- SOURCE MATERIAL:
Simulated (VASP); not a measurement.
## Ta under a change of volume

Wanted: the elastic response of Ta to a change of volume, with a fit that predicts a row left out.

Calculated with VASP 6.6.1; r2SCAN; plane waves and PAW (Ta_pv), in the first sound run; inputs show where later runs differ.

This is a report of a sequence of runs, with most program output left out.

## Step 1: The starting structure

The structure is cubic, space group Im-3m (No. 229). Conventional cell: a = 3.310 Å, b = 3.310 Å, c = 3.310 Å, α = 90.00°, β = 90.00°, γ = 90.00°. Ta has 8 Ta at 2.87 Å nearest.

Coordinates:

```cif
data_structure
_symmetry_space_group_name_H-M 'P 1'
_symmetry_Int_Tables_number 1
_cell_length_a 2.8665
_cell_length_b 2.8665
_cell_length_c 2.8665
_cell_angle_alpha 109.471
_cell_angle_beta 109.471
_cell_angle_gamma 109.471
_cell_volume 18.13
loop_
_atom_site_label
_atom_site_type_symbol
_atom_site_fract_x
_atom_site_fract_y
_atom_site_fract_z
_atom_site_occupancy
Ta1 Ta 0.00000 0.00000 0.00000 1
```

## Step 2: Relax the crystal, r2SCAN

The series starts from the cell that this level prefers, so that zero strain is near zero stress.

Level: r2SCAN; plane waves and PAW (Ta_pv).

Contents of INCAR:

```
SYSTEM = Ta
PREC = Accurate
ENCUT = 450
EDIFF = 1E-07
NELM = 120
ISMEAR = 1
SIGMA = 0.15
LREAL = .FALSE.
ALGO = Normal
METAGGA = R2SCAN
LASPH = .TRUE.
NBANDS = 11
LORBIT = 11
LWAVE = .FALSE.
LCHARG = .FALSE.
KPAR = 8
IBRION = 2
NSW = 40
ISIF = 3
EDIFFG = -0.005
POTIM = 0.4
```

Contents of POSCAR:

- WORK REQUEST: Here the job is to transcribe the lines from the first line of the data through the line containing "## Step 1: The starting structure", inclusive, exactly and with nothing else.

- EXERCISE SOLUTION:
Simulated (VASP); not a measurement.
## Ta under a change of volume

Wanted: the elastic response of Ta to a change of volume, with a fit that predicts a row left out.

Calculated with VASP 6.6.1; r2SCAN; plane waves and PAW (Ta_pv), in the first sound run; inputs show where later runs differ.

This is a report of a sequence of runs, with most program output left out.

## Step 1: The starting structure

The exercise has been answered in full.